┌──
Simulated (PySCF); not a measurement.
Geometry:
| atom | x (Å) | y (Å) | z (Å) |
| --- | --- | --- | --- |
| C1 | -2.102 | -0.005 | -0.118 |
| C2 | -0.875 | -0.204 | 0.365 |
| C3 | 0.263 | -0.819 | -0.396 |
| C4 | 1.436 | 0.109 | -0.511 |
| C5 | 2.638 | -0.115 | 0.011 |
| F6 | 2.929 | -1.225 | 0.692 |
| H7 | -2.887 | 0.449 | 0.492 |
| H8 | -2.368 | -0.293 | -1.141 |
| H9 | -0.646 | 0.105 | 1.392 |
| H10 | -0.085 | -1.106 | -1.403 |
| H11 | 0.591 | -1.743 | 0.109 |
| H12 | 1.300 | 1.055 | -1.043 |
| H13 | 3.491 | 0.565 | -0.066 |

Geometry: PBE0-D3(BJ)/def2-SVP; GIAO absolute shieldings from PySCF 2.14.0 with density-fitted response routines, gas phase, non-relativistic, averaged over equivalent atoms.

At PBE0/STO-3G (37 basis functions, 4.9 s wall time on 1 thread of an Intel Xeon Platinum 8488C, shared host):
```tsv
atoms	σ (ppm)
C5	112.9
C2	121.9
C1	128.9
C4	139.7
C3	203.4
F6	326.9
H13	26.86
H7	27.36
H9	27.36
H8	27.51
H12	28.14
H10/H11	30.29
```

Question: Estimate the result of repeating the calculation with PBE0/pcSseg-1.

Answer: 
└──

> [Work item] Please copy exactly the lines from the first line of the records above through the line containing "Geometry: PBE0-D3(BJ)/def2-SVP; GIAO", including both, and nothing more.

> [Written reply]
Simulated (PySCF); not a measurement.
Geometry:
| atom | x (Å) | y (Å) | z (Å) |
| --- | --- | --- | --- |
| C1 | -2.102 | -0.005 | -0.118 |
| C2 | -0.875 | -0.204 | 0.365 |
| C3 | 0.263 | -0.819 | -0.396 |
| C4 | 1.436 | 0.109 | -0.511 |
| C5 | 2.638 | -0.115 | 0.011 |
| F6 | 2.929 | -1.225 | 0.692 |
| H7 | -2.887 | 0.449 | 0.492 |
| H8 | -2.368 | -0.293 | -1.141 |
| H9 | -0.646 | 0.105 | 1.392 |
| H10 | -0.085 | -1.106 | -1.403 |
| H11 | 0.591 | -1.743 | 0.109 |
| H12 | 1.300 | 1.055 | -1.043 |
| H13 | 3.491 | 0.565 | -0.066 |

Geometry: PBE0-D3(BJ)/def2-SVP; GIAO absolute shieldings from PySCF 2.14.0 with density-fitted response routines, gas phase, non-relativistic, averaged over equivalent atoms.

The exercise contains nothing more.